┌──

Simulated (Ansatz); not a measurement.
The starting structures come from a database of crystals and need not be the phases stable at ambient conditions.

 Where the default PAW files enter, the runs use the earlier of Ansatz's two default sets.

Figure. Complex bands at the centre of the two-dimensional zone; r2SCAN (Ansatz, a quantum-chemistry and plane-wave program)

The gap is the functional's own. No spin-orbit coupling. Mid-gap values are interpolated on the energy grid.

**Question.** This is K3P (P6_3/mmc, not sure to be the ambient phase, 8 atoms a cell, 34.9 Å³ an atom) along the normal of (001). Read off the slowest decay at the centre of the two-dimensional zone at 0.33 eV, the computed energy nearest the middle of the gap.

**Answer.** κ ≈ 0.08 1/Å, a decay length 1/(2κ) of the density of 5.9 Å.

└──

■ Work item: Transcribe the listing above exactly as shown.

■ Answer section:
Simulated (Ansatz); not a measurement.
The starting structures come from a database of crystals and need not be the phases stable at ambient conditions.

 Where the default PAW files enter, the runs use the earlier of Ansatz's two default sets.

Figure. Complex bands at the centre of the two-dimensional zone; r2SCAN (Ansatz, a quantum-chemistry and plane-wave program)

The gap is the functional's own. No spin-orbit coupling. Mid-gap values are interpolated on the energy grid.

**Question.** This is K3P (P6_3/mmc, not sure to be the ambient phase, 8 atoms a cell, 34.9 Å³ an atom) along the normal of (001). Read off the slowest decay at the centre of the two-dimensional zone at 0.33 eV, the computed energy nearest the middle of the gap.

**Answer.** κ ≈ 0.08 1/Å, a decay length 1/(2κ) of the density of 5.9 Å.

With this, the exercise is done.